§ Action item
Reproduce the data exactly, leaving nothing out.

***

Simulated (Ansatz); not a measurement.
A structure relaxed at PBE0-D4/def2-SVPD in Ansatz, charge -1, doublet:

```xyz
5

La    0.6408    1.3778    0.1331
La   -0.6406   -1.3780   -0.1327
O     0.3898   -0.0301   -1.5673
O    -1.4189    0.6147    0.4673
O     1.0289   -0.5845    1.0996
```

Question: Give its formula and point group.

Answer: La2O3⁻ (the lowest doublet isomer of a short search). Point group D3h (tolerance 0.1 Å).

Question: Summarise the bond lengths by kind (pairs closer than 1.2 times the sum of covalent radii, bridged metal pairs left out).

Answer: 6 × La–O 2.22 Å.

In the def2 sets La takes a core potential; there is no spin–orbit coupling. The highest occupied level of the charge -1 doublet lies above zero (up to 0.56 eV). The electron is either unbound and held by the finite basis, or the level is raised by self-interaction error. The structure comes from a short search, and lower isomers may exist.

***

§ Exercise output
Simulated (Ansatz); not a measurement.
A structure relaxed at PBE0-D4/def2-SVPD in Ansatz, charge -1, doublet:

```xyz
5

La    0.6408    1.3778    0.1331
La   -0.6406   -1.3780   -0.1327
O     0.3898   -0.0301   -1.5673
O    -1.4189    0.6147    0.4673
O     1.0289   -0.5845    1.0996
```

Question: Give its formula and point group.

Answer: La2O3⁻ (the lowest doublet isomer of a short search). Point group D3h (tolerance 0.1 Å).

Question: Summarise the bond lengths by kind (pairs closer than 1.2 times the sum of covalent radii, bridged metal pairs left out).

Answer: 6 × La–O 2.22 Å.

In the def2 sets La takes a core potential; there is no spin–orbit coupling. The highest occupied level of the charge -1 doublet lies above zero (up to 0.56 eV). The electron is either unbound and held by the finite basis, or the level is raised by self-interaction error. The structure comes from a short search, and lower isomers may exist.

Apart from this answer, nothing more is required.